◆ **Exercise**
Look in the material below for the line with "# Al4GeRu: the cost of one run" and the line with "### Step 1. The starting structure", then set down exactly those two lines and all lines between, nothing more.

(Data supplied)
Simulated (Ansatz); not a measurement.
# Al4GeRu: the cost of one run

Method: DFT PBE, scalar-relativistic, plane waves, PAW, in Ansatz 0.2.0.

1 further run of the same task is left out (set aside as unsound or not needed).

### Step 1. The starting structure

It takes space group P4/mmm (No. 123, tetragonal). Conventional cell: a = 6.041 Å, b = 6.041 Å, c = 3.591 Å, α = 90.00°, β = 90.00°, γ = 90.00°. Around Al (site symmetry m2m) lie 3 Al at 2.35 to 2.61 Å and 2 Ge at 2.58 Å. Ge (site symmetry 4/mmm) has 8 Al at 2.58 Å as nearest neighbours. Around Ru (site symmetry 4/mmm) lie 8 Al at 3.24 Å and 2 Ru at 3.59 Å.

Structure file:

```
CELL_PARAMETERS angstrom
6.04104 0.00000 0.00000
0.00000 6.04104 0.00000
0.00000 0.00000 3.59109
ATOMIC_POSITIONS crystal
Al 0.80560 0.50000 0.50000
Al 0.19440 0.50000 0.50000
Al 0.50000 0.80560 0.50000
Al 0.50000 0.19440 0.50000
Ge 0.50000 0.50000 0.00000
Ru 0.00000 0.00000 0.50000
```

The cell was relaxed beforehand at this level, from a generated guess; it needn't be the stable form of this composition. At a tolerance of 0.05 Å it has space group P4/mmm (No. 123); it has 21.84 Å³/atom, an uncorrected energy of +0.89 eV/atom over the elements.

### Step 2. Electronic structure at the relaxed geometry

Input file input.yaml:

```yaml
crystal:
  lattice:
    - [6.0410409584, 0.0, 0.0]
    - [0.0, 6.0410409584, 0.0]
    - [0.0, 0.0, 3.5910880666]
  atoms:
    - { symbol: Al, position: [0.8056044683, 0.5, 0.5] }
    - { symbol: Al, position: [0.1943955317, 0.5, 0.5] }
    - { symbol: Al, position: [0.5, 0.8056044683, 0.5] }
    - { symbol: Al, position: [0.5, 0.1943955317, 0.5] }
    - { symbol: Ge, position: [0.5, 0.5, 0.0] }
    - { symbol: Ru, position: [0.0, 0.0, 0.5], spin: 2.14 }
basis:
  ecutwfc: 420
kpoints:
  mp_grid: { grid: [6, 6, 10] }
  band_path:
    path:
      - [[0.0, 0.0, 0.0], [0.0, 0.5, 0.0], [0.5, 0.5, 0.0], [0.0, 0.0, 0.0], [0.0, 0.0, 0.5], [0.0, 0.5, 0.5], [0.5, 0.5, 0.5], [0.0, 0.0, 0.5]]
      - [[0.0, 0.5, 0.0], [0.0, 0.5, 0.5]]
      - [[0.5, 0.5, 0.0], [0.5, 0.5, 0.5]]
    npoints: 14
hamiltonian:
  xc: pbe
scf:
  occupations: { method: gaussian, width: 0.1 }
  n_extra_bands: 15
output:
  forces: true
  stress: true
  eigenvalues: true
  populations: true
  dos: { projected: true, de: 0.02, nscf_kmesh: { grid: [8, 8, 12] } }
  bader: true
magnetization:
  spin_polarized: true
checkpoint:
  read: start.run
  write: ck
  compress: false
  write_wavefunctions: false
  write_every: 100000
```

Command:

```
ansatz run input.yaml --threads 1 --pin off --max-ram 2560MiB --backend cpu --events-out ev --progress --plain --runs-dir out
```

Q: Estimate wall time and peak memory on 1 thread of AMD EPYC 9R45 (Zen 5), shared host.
(End Data supplied)

◆ **Exercise response**
# Al4GeRu: the cost of one run

Method: DFT PBE, scalar-relativistic, plane waves, PAW, in Ansatz 0.2.0.

1 further run of the same task is left out (set aside as unsound or not needed).

### Step 1. The starting structure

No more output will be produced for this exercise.